* Assigned task *
Write out every record below exactly, so that nothing differs from what is shown.

* Data supplied *
== Segment start ==

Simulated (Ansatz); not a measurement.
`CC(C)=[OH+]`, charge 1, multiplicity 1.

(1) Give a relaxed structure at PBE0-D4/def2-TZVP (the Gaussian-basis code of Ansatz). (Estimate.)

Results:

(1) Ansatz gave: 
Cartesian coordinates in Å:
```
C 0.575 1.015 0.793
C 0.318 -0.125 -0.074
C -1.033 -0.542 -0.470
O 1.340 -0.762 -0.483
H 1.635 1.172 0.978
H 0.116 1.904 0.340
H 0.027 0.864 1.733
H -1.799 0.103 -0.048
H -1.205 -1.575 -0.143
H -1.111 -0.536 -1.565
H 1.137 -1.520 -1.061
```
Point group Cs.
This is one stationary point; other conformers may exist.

== Segment end ==

* Exercise result *
Simulated (Ansatz); not a measurement.
`CC(C)=[OH+]`, charge 1, multiplicity 1.

(1) Give a relaxed structure at PBE0-D4/def2-TZVP (the Gaussian-basis code of Ansatz). (Estimate.)

Results:

(1) Ansatz gave: 
Cartesian coordinates in Å:
```
C 0.575 1.015 0.793
C 0.318 -0.125 -0.074
C -1.033 -0.542 -0.470
O 1.340 -0.762 -0.483
H 1.635 1.172 0.978
H 0.116 1.904 0.340
H 0.027 0.864 1.733
H -1.799 0.103 -0.048
H -1.205 -1.575 -0.143
H -1.111 -0.536 -1.565
H 1.137 -1.520 -1.061
```
Point group Cs.
This is one stationary point; other conformers may exist.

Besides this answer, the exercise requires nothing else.